- Work item:
Using the data beneath this instruction, retype only the lines from the one that contains "## 1. The system as given" down to the one that contains "Bond lengths: O1–C2", both included, exactly as they appear.

- Recorded information:

_ _ _ _ _

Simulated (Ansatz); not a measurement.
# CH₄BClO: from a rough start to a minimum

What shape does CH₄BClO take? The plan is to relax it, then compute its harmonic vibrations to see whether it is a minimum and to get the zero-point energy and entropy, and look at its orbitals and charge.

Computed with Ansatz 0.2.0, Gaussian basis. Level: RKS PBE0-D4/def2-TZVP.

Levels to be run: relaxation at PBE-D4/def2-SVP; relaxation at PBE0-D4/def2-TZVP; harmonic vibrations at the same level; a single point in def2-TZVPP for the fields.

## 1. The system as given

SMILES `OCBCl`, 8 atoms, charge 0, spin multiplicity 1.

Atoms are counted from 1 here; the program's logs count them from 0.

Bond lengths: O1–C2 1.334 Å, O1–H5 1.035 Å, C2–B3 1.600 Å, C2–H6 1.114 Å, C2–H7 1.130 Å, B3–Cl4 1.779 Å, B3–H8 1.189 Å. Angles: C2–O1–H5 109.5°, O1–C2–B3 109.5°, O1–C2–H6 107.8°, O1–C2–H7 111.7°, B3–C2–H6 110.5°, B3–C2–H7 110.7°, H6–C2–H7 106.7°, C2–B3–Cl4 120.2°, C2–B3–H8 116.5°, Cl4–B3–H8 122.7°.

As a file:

_ _ _ _ _

- Exercise output:
## 1. The system as given

SMILES `OCBCl`, 8 atoms, charge 0, spin multiplicity 1.

Atoms are counted from 1 here; the program's logs count them from 0.

Bond lengths: O1–C2 1.334 Å, O1–H5 1.035 Å, C2–B3 1.600 Å, C2–H6 1.114 Å, C2–H7 1.130 Å, B3–Cl4 1.779 Å, B3–H8 1.189 Å. Angles: C2–O1–H5 109.5°, O1–C2–B3 109.5°, O1–C2–H6 107.8°, O1–C2–H7 111.7°, B3–C2–H6 110.5°, B3–C2–H7 110.7°, H6–C2–H7 106.7°, C2–B3–Cl4 120.2°, C2–B3–H8 116.5°, Cl4–B3–H8 122.7°.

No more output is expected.